======== EXTRACTED ENTRIES

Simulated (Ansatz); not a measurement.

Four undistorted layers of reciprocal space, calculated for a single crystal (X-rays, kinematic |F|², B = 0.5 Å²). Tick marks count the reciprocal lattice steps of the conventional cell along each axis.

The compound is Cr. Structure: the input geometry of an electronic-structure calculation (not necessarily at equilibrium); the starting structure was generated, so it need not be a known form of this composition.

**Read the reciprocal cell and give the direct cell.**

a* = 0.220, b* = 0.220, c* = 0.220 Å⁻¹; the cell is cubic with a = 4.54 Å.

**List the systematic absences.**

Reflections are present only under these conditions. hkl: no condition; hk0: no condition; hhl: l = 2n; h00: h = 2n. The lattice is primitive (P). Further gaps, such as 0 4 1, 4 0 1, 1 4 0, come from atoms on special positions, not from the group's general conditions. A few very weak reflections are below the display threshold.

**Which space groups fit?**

================

WORK ITEM —
Start at the first line of the entries and stop at the line that contains "Four undistorted layers". Repeat every line in that span exactly, and nothing beyond it.

WRITTEN RESPONSE —
Simulated (Ansatz); not a measurement.

Four undistorted layers of reciprocal space, calculated for a single crystal (X-rays, kinematic |F|², B = 0.5 Å²). Tick marks count the reciprocal lattice steps of the conventional cell along each axis.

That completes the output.